Requirement: Every word of every entry must be retyped exactly.

Exercise data:
- - - - -

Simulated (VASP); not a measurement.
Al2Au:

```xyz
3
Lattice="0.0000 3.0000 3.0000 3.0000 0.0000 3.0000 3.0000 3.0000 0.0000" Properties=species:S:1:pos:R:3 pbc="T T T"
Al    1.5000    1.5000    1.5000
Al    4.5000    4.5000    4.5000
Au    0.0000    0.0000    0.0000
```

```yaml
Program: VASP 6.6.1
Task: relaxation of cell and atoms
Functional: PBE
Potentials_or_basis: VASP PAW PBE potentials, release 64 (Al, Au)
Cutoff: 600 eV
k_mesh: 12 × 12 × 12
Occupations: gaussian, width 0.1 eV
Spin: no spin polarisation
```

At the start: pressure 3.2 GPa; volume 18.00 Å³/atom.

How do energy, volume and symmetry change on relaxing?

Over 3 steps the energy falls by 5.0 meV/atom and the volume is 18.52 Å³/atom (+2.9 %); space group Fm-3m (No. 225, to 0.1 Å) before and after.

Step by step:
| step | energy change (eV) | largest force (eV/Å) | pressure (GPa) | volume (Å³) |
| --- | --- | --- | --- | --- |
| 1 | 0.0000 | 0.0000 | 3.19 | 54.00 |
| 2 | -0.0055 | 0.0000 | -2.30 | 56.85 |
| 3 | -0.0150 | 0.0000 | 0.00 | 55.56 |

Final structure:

- - - - -

Answer section:
Simulated (VASP); not a measurement.
Al2Au:

```xyz
3
Lattice="0.0000 3.0000 3.0000 3.0000 0.0000 3.0000 3.0000 3.0000 0.0000" Properties=species:S:1:pos:R:3 pbc="T T T"
Al    1.5000    1.5000    1.5000
Al    4.5000    4.5000    4.5000
Au    0.0000    0.0000    0.0000
```

```yaml
Program: VASP 6.6.1
Task: relaxation of cell and atoms
Functional: PBE
Potentials_or_basis: VASP PAW PBE potentials, release 64 (Al, Au)
Cutoff: 600 eV
k_mesh: 12 × 12 × 12
Occupations: gaussian, width 0.1 eV
Spin: no spin polarisation
```

At the start: pressure 3.2 GPa; volume 18.00 Å³/atom.

How do energy, volume and symmetry change on relaxing?

Over 3 steps the energy falls by 5.0 meV/atom and the volume is 18.52 Å³/atom (+2.9 %); space group Fm-3m (No. 225, to 0.1 Å) before and after.

Step by step:
| step | energy change (eV) | largest force (eV/Å) | pressure (GPa) | volume (Å³) |
| --- | --- | --- | --- | --- |
| 1 | 0.0000 | 0.0000 | 3.19 | 54.00 |
| 2 | -0.0055 | 0.0000 | -2.30 | 56.85 |
| 3 | -0.0150 | 0.0000 | 0.00 | 55.56 |

Final structure:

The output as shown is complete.